━━━━━━━━━━━━━━━━

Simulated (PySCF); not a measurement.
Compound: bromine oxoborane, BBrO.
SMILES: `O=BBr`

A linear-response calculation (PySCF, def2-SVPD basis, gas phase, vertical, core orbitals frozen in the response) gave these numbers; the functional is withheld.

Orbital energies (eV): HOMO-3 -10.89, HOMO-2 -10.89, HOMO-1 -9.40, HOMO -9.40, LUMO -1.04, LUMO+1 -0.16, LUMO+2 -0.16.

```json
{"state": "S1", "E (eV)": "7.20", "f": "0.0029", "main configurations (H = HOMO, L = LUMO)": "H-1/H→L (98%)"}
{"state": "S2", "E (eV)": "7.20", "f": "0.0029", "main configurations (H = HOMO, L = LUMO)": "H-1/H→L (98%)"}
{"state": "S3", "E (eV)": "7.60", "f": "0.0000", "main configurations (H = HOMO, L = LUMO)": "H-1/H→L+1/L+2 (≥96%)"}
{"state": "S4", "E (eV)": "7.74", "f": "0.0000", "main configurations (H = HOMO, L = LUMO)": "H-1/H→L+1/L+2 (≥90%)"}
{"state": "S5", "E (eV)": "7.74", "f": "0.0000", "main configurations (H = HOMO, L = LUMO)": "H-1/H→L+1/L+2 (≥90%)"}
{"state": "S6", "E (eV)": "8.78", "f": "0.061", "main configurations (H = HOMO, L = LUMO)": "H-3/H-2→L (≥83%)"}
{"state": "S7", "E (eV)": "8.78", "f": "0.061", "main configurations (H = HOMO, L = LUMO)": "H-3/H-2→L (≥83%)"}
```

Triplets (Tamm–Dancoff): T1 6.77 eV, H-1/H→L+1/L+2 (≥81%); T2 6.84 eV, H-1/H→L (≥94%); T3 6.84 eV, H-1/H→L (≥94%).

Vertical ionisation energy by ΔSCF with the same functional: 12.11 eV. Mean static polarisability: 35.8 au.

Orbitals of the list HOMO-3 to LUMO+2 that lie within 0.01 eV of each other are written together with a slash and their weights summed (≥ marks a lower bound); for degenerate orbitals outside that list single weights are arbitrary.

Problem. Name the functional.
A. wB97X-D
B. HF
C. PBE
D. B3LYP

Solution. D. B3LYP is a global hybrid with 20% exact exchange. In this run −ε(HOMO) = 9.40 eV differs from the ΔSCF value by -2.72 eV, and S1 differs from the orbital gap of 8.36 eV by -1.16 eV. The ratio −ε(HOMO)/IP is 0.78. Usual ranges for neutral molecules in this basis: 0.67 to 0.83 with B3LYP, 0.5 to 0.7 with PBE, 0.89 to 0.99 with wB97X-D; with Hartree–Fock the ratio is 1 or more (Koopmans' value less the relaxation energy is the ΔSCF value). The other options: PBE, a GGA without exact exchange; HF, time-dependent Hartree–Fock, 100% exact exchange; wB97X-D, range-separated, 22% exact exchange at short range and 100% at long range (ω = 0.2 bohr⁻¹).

━━━━━━━━━━━━━━━━

WORK ORDER » Set down only the lines above that fall between the line holding "Orbital energies (eV): HOMO-3" and the line holding "Vertical ionisation energy", inclusive, keeping each exact.

EXERCISE RESULT »
Orbital energies (eV): HOMO-3 -10.89, HOMO-2 -10.89, HOMO-1 -9.40, HOMO -9.40, LUMO -1.04, LUMO+1 -0.16, LUMO+2 -0.16.

```json
{"state": "S1", "E (eV)": "7.20", "f": "0.0029", "main configurations (H = HOMO, L = LUMO)": "H-1/H→L (98%)"}
{"state": "S2", "E (eV)": "7.20", "f": "0.0029", "main configurations (H = HOMO, L = LUMO)": "H-1/H→L (98%)"}
{"state": "S3", "E (eV)": "7.60", "f": "0.0000", "main configurations (H = HOMO, L = LUMO)": "H-1/H→L+1/L+2 (≥96%)"}
{"state": "S4", "E (eV)": "7.74", "f": "0.0000", "main configurations (H = HOMO, L = LUMO)": "H-1/H→L+1/L+2 (≥90%)"}
{"state": "S5", "E (eV)": "7.74", "f": "0.0000", "main configurations (H = HOMO, L = LUMO)": "H-1/H→L+1/L+2 (≥90%)"}
{"state": "S6", "E (eV)": "8.78", "f": "0.061", "main configurations (H = HOMO, L = LUMO)": "H-3/H-2→L (≥83%)"}
{"state": "S7", "E (eV)": "8.78", "f": "0.061", "main configurations (H = HOMO, L = LUMO)": "H-3/H-2→L (≥83%)"}
```

Triplets (Tamm–Dancoff): T1 6.77 eV, H-1/H→L+1/L+2 (≥81%); T2 6.84 eV, H-1/H→L (≥94%); T3 6.84 eV, H-1/H→L (≥94%).

Vertical ionisation energy by ΔSCF with the same functional: 12.11 eV. Mean static polarisability: 35.8 au.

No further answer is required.